Line by line, retype the material below exactly, from its first line up to and including the one holding "energy and stiffness**".

--- START ---
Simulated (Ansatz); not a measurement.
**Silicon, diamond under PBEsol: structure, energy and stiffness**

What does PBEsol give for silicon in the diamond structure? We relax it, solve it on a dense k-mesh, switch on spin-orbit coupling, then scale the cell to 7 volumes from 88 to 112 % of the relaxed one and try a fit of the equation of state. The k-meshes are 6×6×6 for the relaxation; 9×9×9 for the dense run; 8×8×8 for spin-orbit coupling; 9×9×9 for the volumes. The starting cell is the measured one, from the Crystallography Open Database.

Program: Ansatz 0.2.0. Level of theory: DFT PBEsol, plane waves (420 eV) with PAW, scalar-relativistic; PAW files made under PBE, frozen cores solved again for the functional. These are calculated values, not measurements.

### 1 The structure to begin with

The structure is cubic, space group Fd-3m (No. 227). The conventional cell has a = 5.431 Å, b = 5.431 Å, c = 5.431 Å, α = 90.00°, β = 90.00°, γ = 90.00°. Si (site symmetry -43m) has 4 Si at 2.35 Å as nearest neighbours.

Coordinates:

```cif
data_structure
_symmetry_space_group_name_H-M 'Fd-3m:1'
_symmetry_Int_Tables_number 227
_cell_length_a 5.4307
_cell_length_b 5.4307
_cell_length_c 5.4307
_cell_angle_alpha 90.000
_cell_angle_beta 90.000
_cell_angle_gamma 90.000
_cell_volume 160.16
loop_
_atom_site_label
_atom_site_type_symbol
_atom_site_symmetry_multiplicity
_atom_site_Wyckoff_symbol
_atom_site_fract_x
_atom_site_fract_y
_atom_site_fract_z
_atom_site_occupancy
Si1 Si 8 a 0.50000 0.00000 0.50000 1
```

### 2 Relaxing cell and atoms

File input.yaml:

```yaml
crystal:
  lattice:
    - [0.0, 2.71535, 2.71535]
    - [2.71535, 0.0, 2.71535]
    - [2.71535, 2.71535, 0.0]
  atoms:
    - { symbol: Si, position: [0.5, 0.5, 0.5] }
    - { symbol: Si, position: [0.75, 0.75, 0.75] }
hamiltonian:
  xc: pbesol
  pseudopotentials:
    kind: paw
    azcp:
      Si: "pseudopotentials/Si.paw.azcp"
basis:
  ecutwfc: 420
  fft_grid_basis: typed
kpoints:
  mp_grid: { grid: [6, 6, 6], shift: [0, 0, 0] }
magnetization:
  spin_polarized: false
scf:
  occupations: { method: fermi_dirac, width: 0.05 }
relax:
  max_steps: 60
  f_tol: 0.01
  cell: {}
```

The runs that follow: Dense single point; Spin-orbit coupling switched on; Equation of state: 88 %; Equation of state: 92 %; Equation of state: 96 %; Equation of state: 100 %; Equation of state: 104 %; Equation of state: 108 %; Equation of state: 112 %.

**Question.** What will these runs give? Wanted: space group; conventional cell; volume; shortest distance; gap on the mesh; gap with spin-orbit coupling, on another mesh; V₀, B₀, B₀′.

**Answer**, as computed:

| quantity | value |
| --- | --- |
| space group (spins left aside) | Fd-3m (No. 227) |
--- END ---

*Answer section*
Simulated (Ansatz); not a measurement.
**Silicon, diamond under PBEsol: structure, energy and stiffness**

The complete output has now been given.